__Exercise__. Please reproduce the data below exactly, from the first line through the line containing "Cutoff 420 eV;", and leave every later line out.

__Supplied entries__.
--- START ---

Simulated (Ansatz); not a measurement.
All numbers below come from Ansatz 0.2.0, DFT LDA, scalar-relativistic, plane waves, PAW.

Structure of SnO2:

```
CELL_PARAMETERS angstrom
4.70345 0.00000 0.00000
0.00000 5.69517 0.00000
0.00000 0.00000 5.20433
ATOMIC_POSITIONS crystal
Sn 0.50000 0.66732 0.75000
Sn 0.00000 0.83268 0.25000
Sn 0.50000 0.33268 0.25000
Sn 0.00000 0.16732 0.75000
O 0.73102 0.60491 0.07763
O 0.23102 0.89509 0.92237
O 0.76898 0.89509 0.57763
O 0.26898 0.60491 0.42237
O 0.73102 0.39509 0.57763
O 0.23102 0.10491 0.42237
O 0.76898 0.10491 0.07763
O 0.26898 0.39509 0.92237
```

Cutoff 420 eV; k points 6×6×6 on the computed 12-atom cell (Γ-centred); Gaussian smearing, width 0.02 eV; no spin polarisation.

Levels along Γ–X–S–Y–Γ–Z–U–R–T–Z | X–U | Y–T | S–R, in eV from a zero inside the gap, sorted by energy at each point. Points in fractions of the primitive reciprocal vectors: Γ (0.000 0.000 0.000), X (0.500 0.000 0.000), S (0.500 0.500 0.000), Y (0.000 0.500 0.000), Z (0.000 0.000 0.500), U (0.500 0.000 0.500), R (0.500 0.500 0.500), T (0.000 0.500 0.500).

--- END ---

__Response area__.
Simulated (Ansatz); not a measurement.
All numbers below come from Ansatz 0.2.0, DFT LDA, scalar-relativistic, plane waves, PAW.

Structure of SnO2:

```
CELL_PARAMETERS angstrom
4.70345 0.00000 0.00000
0.00000 5.69517 0.00000
0.00000 0.00000 5.20433
ATOMIC_POSITIONS crystal
Sn 0.50000 0.66732 0.75000
Sn 0.00000 0.83268 0.25000
Sn 0.50000 0.33268 0.25000
Sn 0.00000 0.16732 0.75000
O 0.73102 0.60491 0.07763
O 0.23102 0.89509 0.92237
O 0.76898 0.89509 0.57763
O 0.26898 0.60491 0.42237
O 0.73102 0.39509 0.57763
O 0.23102 0.10491 0.42237
O 0.76898 0.10491 0.07763
O 0.26898 0.39509 0.92237
```

Cutoff 420 eV; k points 6×6×6 on the computed 12-atom cell (Γ-centred); Gaussian smearing, width 0.02 eV; no spin polarisation.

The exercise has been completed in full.